-*-*-

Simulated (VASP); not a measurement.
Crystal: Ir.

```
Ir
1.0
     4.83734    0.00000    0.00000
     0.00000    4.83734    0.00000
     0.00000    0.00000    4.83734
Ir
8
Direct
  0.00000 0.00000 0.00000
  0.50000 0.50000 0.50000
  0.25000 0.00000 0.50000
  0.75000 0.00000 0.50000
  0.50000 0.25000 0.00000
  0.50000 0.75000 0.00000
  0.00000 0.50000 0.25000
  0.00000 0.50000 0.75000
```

-*-*-

Requirement |
After reading the listing, copy it out exactly and in full.

Task output |
Simulated (VASP); not a measurement.
Crystal: Ir.

```
Ir
1.0
     4.83734    0.00000    0.00000
     0.00000    4.83734    0.00000
     0.00000    0.00000    4.83734
Ir
8
Direct
  0.00000 0.00000 0.00000
  0.50000 0.50000 0.50000
  0.25000 0.00000 0.50000
  0.75000 0.00000 0.50000
  0.50000 0.25000 0.00000
  0.50000 0.75000 0.00000
  0.00000 0.50000 0.25000
  0.00000 0.50000 0.75000
```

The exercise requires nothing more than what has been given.